========

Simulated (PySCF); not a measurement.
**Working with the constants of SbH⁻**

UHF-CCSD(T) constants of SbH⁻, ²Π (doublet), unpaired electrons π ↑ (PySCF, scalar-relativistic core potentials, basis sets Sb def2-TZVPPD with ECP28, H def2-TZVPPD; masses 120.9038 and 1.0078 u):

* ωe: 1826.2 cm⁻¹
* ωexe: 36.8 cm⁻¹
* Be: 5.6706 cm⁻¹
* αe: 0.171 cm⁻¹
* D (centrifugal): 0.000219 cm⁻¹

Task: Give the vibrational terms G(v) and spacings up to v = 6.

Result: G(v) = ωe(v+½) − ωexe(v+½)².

========

### REQUIRED ACTION:
Retype every entry, keeping each character as it was.

### EXPECTED ANSWER:
Simulated (PySCF); not a measurement.
**Working with the constants of SbH⁻**

UHF-CCSD(T) constants of SbH⁻, ²Π (doublet), unpaired electrons π ↑ (PySCF, scalar-relativistic core potentials, basis sets Sb def2-TZVPPD with ECP28, H def2-TZVPPD; masses 120.9038 and 1.0078 u):

* ωe: 1826.2 cm⁻¹
* ωexe: 36.8 cm⁻¹
* Be: 5.6706 cm⁻¹
* αe: 0.171 cm⁻¹
* D (centrifugal): 0.000219 cm⁻¹

Task: Give the vibrational terms G(v) and spacings up to v = 6.

Result: G(v) = ωe(v+½) − ωexe(v+½)².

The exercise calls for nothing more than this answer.